- [Given entries]:
▼

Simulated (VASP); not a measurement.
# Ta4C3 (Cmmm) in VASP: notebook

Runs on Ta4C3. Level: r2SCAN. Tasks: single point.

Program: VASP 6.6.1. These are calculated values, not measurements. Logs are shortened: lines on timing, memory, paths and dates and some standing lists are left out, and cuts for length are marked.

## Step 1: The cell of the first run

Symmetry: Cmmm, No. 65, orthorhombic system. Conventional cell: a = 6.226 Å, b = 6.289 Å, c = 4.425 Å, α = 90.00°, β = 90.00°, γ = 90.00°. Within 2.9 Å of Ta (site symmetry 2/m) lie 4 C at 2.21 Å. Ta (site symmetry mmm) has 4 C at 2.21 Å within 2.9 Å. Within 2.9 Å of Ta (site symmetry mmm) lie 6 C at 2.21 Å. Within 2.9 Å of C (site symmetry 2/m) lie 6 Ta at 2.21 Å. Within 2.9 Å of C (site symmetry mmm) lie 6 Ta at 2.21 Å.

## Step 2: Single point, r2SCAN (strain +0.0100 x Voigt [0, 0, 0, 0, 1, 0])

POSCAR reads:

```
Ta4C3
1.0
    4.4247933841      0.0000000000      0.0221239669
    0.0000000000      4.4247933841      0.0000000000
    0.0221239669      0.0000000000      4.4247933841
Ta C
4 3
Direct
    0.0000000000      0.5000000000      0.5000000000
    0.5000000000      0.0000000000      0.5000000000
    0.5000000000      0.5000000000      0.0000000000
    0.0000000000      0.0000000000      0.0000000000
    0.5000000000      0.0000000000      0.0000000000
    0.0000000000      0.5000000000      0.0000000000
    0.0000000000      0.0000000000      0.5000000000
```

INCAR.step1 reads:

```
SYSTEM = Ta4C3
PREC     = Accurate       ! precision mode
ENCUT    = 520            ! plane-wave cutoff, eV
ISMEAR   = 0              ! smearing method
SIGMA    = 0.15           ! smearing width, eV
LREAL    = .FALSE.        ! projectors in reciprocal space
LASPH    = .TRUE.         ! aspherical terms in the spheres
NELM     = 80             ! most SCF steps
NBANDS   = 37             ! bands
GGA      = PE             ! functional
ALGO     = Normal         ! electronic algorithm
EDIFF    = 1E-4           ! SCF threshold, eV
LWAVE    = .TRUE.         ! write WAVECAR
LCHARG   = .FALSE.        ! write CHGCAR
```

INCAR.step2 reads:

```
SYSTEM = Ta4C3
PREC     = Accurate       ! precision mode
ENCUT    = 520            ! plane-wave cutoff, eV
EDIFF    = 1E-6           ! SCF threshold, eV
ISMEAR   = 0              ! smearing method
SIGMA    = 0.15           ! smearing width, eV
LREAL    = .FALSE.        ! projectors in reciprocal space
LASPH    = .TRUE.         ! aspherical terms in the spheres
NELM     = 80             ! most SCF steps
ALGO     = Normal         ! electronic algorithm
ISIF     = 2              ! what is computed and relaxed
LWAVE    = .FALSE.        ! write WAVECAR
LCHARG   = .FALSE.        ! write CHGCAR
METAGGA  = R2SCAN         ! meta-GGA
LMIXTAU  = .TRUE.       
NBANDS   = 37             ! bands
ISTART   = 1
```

▲

- [Work order]:
The answer should consist solely of the lines from the first line above through the one with "## Step 2: Single", both included, repeated exactly.

- [Result]:
Simulated (VASP); not a measurement.
# Ta4C3 (Cmmm) in VASP: notebook

Runs on Ta4C3. Level: r2SCAN. Tasks: single point.

Program: VASP 6.6.1. These are calculated values, not measurements. Logs are shortened: lines on timing, memory, paths and dates and some standing lists are left out, and cuts for length are marked.

## Step 1: The cell of the first run

Symmetry: Cmmm, No. 65, orthorhombic system. Conventional cell: a = 6.226 Å, b = 6.289 Å, c = 4.425 Å, α = 90.00°, β = 90.00°, γ = 90.00°. Within 2.9 Å of Ta (site symmetry 2/m) lie 4 C at 2.21 Å. Ta (site symmetry mmm) has 4 C at 2.21 Å within 2.9 Å. Within 2.9 Å of Ta (site symmetry mmm) lie 6 C at 2.21 Å. Within 2.9 Å of C (site symmetry 2/m) lie 6 Ta at 2.21 Å. Within 2.9 Å of C (site symmetry mmm) lie 6 Ta at 2.21 Å.

## Step 2: Single point, r2SCAN (strain +0.0100 x Voigt [0, 0, 0, 0, 1, 0])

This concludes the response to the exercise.